=== Exercise ===
Return every line of the listing below, unchanged, from its first line to the line holding "### Step 1. The cell of the first run", that line included.

--------

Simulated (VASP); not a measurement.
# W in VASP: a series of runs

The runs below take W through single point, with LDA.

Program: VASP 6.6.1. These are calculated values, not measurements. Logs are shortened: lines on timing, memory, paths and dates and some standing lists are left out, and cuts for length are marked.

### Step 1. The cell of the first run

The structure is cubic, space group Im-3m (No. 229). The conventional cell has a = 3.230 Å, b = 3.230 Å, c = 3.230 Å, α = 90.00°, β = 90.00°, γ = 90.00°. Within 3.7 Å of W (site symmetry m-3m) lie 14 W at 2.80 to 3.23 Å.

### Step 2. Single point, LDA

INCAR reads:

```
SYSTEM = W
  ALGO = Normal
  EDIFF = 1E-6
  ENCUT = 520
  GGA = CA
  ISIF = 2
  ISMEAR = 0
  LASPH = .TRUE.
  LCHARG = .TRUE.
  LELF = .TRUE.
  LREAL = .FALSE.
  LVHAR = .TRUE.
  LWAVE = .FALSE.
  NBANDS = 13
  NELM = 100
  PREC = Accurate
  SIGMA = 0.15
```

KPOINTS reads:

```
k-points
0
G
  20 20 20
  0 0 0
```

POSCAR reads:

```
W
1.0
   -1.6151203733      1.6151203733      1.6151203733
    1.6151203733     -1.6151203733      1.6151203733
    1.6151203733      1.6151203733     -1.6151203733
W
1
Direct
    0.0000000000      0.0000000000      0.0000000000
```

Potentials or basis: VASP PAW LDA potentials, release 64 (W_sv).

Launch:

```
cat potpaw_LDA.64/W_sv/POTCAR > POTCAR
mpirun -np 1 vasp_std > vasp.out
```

--------

=== Task response ===
Simulated (VASP); not a measurement.
# W in VASP: a series of runs

The runs below take W through single point, with LDA.

Program: VASP 6.6.1. These are calculated values, not measurements. Logs are shortened: lines on timing, memory, paths and dates and some standing lists are left out, and cuts for length are marked.

### Step 1. The cell of the first run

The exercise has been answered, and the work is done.